Extracted material:
──────────────────────────────
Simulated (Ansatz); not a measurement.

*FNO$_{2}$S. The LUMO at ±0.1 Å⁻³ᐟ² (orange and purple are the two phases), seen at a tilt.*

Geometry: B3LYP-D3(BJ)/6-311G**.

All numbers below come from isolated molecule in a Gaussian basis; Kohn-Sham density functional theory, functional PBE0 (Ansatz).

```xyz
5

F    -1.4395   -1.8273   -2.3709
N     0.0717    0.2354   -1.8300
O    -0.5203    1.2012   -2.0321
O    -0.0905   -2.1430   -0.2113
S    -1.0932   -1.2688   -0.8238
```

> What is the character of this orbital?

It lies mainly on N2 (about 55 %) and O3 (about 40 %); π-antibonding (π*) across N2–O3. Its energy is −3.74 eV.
──────────────────────────────

Work item:
Only one stretch of the data above is needed. Restate it word for word, from the line containing "All numbers below" through the line containing "of this orbital?", both ends included.

Exercise result:
All numbers below come from isolated molecule in a Gaussian basis; Kohn-Sham density functional theory, functional PBE0 (Ansatz).

```xyz
5

F    -1.4395   -1.8273   -2.3709
N     0.0717    0.2354   -1.8300
O    -0.5203    1.2012   -2.0321
O    -0.0905   -2.1430   -0.2113
S    -1.0932   -1.2688   -0.8238
```

> What is the character of this orbital?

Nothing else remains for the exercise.